◆ WORK TASK
Could you retype, exactly as written, every line from the top of the records through the line that contains "The spin-free rows lack the spin-orbit shift."?

----- EXCERPTED DATA -----

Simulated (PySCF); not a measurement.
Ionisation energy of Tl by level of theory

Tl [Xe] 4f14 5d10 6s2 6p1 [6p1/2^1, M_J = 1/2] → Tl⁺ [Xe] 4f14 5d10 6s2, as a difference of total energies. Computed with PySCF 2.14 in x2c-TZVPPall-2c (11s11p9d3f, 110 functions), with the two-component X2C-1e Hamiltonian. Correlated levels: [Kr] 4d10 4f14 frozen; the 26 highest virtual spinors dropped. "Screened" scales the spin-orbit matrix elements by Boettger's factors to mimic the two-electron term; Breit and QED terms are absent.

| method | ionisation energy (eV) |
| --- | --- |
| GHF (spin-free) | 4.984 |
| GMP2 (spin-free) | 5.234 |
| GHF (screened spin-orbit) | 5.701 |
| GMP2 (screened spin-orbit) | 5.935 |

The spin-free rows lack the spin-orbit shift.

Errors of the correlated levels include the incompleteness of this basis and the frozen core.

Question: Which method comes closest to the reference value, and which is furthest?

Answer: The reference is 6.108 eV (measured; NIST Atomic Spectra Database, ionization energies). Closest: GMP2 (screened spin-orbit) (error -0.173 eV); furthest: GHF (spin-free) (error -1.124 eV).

-----

◆ RESPONSE AREA
Simulated (PySCF); not a measurement.
Ionisation energy of Tl by level of theory

Tl [Xe] 4f14 5d10 6s2 6p1 [6p1/2^1, M_J = 1/2] → Tl⁺ [Xe] 4f14 5d10 6s2, as a difference of total energies. Computed with PySCF 2.14 in x2c-TZVPPall-2c (11s11p9d3f, 110 functions), with the two-component X2C-1e Hamiltonian. Correlated levels: [Kr] 4d10 4f14 frozen; the 26 highest virtual spinors dropped. "Screened" scales the spin-orbit matrix elements by Boettger's factors to mimic the two-electron term; Breit and QED terms are absent.

| method | ionisation energy (eV) |
| --- | --- |
| GHF (spin-free) | 4.984 |
| GMP2 (spin-free) | 5.234 |
| GHF (screened spin-orbit) | 5.701 |
| GMP2 (screened spin-orbit) | 5.935 |

The spin-free rows lack the spin-orbit shift.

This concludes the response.